________________________________________
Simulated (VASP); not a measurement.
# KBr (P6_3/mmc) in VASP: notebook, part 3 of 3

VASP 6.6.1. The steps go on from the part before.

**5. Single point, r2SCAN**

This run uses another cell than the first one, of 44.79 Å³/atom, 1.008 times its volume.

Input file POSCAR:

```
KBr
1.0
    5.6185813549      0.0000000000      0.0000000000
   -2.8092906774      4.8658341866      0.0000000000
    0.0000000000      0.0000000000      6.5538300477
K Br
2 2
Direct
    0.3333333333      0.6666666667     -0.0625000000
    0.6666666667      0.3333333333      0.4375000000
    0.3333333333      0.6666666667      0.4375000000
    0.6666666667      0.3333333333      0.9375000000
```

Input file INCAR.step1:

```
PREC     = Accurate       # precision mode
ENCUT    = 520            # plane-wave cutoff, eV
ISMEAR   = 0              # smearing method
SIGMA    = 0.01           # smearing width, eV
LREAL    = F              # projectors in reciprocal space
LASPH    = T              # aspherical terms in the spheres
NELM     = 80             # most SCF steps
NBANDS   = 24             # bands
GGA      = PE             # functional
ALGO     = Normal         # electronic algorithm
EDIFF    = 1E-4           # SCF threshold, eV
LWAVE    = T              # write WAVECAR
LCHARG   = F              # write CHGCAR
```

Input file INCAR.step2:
________________________________________

▶ _REQUIRED ACTION_
What this task asks for is an exact copy of the material above.

▶ _ANSWER BOX_
Simulated (VASP); not a measurement.
# KBr (P6_3/mmc) in VASP: notebook, part 3 of 3

VASP 6.6.1. The steps go on from the part before.

**5. Single point, r2SCAN**

This run uses another cell than the first one, of 44.79 Å³/atom, 1.008 times its volume.

Input file POSCAR:

```
KBr
1.0
    5.6185813549      0.0000000000      0.0000000000
   -2.8092906774      4.8658341866      0.0000000000
    0.0000000000      0.0000000000      6.5538300477
K Br
2 2
Direct
    0.3333333333      0.6666666667     -0.0625000000
    0.6666666667      0.3333333333      0.4375000000
    0.3333333333      0.6666666667      0.4375000000
    0.6666666667      0.3333333333      0.9375000000
```

Input file INCAR.step1:

```
PREC     = Accurate       # precision mode
ENCUT    = 520            # plane-wave cutoff, eV
ISMEAR   = 0              # smearing method
SIGMA    = 0.01           # smearing width, eV
LREAL    = F              # projectors in reciprocal space
LASPH    = T              # aspherical terms in the spheres
NELM     = 80             # most SCF steps
NBANDS   = 24             # bands
GGA      = PE             # functional
ALGO     = Normal         # electronic algorithm
EDIFF    = 1E-4           # SCF threshold, eV
LWAVE    = T              # write WAVECAR
LCHARG   = F              # write CHGCAR
```

Input file INCAR.step2:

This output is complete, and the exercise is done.